» **Provided material**:
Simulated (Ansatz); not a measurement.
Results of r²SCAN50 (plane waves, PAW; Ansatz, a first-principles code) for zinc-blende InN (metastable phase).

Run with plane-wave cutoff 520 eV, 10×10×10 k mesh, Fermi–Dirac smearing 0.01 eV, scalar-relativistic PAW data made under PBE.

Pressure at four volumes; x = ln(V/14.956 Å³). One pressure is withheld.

» **Action item**:
Please reproduce every record shown above, exactly as written.

» **Response box**:
Simulated (Ansatz); not a measurement.
Results of r²SCAN50 (plane waves, PAW; Ansatz, a first-principles code) for zinc-blende InN (metastable phase).

Run with plane-wave cutoff 520 eV, 10×10×10 k mesh, Fermi–Dirac smearing 0.01 eV, scalar-relativistic PAW data made under PBE.

Pressure at four volumes; x = ln(V/14.956 Å³). One pressure is withheld.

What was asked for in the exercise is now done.